*** Given records Section Begins ***

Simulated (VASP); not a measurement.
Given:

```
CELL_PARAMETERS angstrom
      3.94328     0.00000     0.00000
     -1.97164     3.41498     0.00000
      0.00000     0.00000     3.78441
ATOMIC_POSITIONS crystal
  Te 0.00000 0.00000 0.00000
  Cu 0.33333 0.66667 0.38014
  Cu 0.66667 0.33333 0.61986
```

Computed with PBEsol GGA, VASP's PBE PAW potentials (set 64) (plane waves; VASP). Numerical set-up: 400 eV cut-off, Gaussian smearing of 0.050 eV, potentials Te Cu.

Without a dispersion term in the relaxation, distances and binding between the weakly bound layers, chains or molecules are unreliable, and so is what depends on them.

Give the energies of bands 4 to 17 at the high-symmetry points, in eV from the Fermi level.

*** Given records Section Ends ***

• Exercise
Please write out the entries above in full, exactly as they read.

• Task result
Simulated (VASP); not a measurement.
Given:

```
CELL_PARAMETERS angstrom
      3.94328     0.00000     0.00000
     -1.97164     3.41498     0.00000
      0.00000     0.00000     3.78441
ATOMIC_POSITIONS crystal
  Te 0.00000 0.00000 0.00000
  Cu 0.33333 0.66667 0.38014
  Cu 0.66667 0.33333 0.61986
```

Computed with PBEsol GGA, VASP's PBE PAW potentials (set 64) (plane waves; VASP). Numerical set-up: 400 eV cut-off, Gaussian smearing of 0.050 eV, potentials Te Cu.

Without a dispersion term in the relaxation, distances and binding between the weakly bound layers, chains or molecules are unreliable, and so is what depends on them.

Give the energies of bands 4 to 17 at the high-symmetry points, in eV from the Fermi level.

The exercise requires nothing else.